== DATA EXTRACTS ==
☆ ☆ ☆ ☆
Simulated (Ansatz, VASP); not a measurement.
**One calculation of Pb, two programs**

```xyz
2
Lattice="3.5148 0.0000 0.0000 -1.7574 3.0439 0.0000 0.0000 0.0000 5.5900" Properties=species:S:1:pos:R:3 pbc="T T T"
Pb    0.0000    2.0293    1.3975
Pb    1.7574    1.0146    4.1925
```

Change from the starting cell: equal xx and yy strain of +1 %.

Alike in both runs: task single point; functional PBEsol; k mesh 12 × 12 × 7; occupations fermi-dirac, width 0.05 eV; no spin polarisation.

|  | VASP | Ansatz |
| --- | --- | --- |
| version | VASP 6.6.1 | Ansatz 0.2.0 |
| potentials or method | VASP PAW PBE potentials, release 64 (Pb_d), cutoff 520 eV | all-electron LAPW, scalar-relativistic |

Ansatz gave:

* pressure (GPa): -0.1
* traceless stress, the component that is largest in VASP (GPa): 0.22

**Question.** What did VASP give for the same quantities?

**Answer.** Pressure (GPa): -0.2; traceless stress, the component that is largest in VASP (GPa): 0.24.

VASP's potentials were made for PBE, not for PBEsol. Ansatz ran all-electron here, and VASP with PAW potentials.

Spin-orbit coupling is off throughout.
☆ ☆ ☆ ☆

== EXERCISE ==
Out of the data above, give again only the lines starting at the one holding "Change from the" and ending at the one holding "pressure (GPa): -0.1", unchanged.

== PROBLEM SOLUTION ==
Change from the starting cell: equal xx and yy strain of +1 %.

Alike in both runs: task single point; functional PBEsol; k mesh 12 × 12 × 7; occupations fermi-dirac, width 0.05 eV; no spin polarisation.

|  | VASP | Ansatz |
| --- | --- | --- |
| version | VASP 6.6.1 | Ansatz 0.2.0 |
| potentials or method | VASP PAW PBE potentials, release 64 (Pb_d), cutoff 520 eV | all-electron LAPW, scalar-relativistic |

Ansatz gave:

* pressure (GPa): -0.1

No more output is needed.